* Required action
The answer must be the complete listing, copied exactly.

Data excerpts: Begin
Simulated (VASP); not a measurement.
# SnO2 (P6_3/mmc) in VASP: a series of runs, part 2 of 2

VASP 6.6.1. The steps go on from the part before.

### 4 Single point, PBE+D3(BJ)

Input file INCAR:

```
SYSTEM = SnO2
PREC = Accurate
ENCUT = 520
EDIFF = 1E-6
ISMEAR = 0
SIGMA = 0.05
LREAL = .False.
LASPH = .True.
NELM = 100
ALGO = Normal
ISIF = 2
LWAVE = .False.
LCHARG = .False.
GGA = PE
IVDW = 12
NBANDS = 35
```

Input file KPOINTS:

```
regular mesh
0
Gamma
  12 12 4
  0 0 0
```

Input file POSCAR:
Data excerpts: End

* Task response
Simulated (VASP); not a measurement.
# SnO2 (P6_3/mmc) in VASP: a series of runs, part 2 of 2

VASP 6.6.1. The steps go on from the part before.

### 4 Single point, PBE+D3(BJ)

Input file INCAR:

```
SYSTEM = SnO2
PREC = Accurate
ENCUT = 520
EDIFF = 1E-6
ISMEAR = 0
SIGMA = 0.05
LREAL = .False.
LASPH = .True.
NELM = 100
ALGO = Normal
ISIF = 2
LWAVE = .False.
LCHARG = .False.
GGA = PE
IVDW = 12
NBANDS = 35
```

Input file KPOINTS:

```
regular mesh
0
Gamma
  12 12 4
  0 0 0
```

Input file POSCAR:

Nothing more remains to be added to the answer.